• Required action
Your reply should reproduce each record precisely as written.

• Excerpted data
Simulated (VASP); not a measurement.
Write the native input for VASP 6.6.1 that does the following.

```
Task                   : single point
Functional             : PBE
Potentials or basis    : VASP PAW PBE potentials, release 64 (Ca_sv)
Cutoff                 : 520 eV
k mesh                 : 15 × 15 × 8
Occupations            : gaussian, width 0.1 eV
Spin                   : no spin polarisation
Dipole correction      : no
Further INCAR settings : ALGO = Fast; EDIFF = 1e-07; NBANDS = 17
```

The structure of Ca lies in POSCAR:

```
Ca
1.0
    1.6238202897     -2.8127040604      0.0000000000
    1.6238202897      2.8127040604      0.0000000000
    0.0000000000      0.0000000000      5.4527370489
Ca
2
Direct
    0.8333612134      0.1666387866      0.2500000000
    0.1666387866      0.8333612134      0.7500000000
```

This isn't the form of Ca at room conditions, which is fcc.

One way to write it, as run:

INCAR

• Exercise solution
Simulated (VASP); not a measurement.
Write the native input for VASP 6.6.1 that does the following.

```
Task                   : single point
Functional             : PBE
Potentials or basis    : VASP PAW PBE potentials, release 64 (Ca_sv)
Cutoff                 : 520 eV
k mesh                 : 15 × 15 × 8
Occupations            : gaussian, width 0.1 eV
Spin                   : no spin polarisation
Dipole correction      : no
Further INCAR settings : ALGO = Fast; EDIFF = 1e-07; NBANDS = 17
```

The structure of Ca lies in POSCAR:

```
Ca
1.0
    1.6238202897     -2.8127040604      0.0000000000
    1.6238202897      2.8127040604      0.0000000000
    0.0000000000      0.0000000000      5.4527370489
Ca
2
Direct
    0.8333612134      0.1666387866      0.2500000000
    0.1666387866      0.8333612134      0.7500000000
```

This isn't the form of Ca at room conditions, which is fcc.

One way to write it, as run:

INCAR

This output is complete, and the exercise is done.